============

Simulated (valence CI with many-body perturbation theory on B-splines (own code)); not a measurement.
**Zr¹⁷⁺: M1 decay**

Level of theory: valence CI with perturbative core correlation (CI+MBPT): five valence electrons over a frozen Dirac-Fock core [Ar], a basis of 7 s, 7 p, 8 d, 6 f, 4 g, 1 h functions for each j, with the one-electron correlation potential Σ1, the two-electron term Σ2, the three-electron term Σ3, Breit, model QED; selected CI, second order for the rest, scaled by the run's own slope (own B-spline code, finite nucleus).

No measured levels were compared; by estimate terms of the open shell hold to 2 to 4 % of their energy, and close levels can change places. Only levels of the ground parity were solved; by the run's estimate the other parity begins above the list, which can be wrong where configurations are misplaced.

============

Brief:
Only an exact copy of the lines from the beginning of the listing through the line with "Level of theory: valence", both included, belongs in the answer.

Answer section:
Simulated (valence CI with many-body perturbation theory on B-splines (own code)); not a measurement.
**Zr¹⁷⁺: M1 decay**

Level of theory: valence CI with perturbative core correlation (CI+MBPT): five valence electrons over a frozen Dirac-Fock core [Ar], a basis of 7 s, 7 p, 8 d, 6 f, 4 g, 1 h functions for each j, with the one-electron correlation potential Σ1, the two-electron term Σ2, the three-electron term Σ3, Breit, model QED; selected CI, second order for the rest, scaled by the run's own slope (own B-spline code, finite nucleus).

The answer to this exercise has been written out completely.